## WORK ORDER
In the listing below, every entry should be duplicated exactly.

## SOURCE DATA

---*---

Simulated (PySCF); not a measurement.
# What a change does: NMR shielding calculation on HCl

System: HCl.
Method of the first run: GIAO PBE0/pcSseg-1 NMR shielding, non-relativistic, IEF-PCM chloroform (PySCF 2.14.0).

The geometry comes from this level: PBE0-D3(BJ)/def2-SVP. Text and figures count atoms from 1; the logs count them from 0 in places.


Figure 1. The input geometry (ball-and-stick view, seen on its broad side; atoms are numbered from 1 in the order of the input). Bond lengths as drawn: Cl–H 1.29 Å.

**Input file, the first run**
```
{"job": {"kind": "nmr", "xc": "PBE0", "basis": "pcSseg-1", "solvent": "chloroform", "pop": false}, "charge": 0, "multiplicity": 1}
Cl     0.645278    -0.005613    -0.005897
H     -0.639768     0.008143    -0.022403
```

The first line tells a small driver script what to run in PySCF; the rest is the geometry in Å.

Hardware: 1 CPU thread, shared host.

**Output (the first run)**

---*---

## TASK RESULT
Simulated (PySCF); not a measurement.
# What a change does: NMR shielding calculation on HCl

System: HCl.
Method of the first run: GIAO PBE0/pcSseg-1 NMR shielding, non-relativistic, IEF-PCM chloroform (PySCF 2.14.0).

The geometry comes from this level: PBE0-D3(BJ)/def2-SVP. Text and figures count atoms from 1; the logs count them from 0 in places.


Figure 1. The input geometry (ball-and-stick view, seen on its broad side; atoms are numbered from 1 in the order of the input). Bond lengths as drawn: Cl–H 1.29 Å.

**Input file, the first run**
```
{"job": {"kind": "nmr", "xc": "PBE0", "basis": "pcSseg-1", "solvent": "chloroform", "pop": false}, "charge": 0, "multiplicity": 1}
Cl     0.645278    -0.005613    -0.005897
H     -0.639768     0.008143    -0.022403
```

The first line tells a small driver script what to run in PySCF; the rest is the geometry in Å.

Hardware: 1 CPU thread, shared host.

**Output (the first run)**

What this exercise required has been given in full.